» **WORK INSTRUCTION**:
Quote exactly, and only, the lines of the material below from the line with "off for Zr?**" through the line with "Methods: DFT, PBE, PAW".

» **DATA EXTRACT**:
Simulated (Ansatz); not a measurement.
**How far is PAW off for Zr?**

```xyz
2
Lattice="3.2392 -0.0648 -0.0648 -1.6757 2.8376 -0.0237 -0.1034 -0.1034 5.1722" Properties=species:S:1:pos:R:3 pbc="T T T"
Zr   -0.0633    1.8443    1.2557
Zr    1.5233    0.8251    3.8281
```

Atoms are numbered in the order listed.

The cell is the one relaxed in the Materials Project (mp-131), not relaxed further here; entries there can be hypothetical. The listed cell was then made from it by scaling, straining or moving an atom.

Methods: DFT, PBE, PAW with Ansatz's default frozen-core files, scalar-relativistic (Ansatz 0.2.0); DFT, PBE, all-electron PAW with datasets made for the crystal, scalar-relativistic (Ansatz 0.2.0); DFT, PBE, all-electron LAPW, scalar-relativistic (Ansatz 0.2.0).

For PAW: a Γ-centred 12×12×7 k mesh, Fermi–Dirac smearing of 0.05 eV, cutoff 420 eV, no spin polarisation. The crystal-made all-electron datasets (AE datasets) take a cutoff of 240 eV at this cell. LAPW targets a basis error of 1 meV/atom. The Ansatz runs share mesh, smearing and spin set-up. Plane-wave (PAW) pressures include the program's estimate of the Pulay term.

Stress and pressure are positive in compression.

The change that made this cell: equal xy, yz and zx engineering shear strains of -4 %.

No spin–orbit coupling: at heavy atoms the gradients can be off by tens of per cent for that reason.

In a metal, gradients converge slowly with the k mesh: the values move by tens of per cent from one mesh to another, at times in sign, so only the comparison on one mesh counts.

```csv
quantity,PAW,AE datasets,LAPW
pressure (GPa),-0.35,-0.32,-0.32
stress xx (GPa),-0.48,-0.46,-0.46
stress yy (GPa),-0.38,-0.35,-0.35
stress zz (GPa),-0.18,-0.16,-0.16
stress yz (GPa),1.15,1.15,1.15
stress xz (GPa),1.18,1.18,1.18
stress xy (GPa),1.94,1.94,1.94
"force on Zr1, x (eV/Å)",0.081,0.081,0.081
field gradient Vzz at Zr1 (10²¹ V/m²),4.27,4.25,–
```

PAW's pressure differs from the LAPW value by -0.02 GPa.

» **TASK OUTPUT**:
**How far is PAW off for Zr?**

```xyz
2
Lattice="3.2392 -0.0648 -0.0648 -1.6757 2.8376 -0.0237 -0.1034 -0.1034 5.1722" Properties=species:S:1:pos:R:3 pbc="T T T"
Zr   -0.0633    1.8443    1.2557
Zr    1.5233    0.8251    3.8281
```

Atoms are numbered in the order listed.

The cell is the one relaxed in the Materials Project (mp-131), not relaxed further here; entries there can be hypothetical. The listed cell was then made from it by scaling, straining or moving an atom.

Methods: DFT, PBE, PAW with Ansatz's default frozen-core files, scalar-relativistic (Ansatz 0.2.0); DFT, PBE, all-electron PAW with datasets made for the crystal, scalar-relativistic (Ansatz 0.2.0); DFT, PBE, all-electron LAPW, scalar-relativistic (Ansatz 0.2.0).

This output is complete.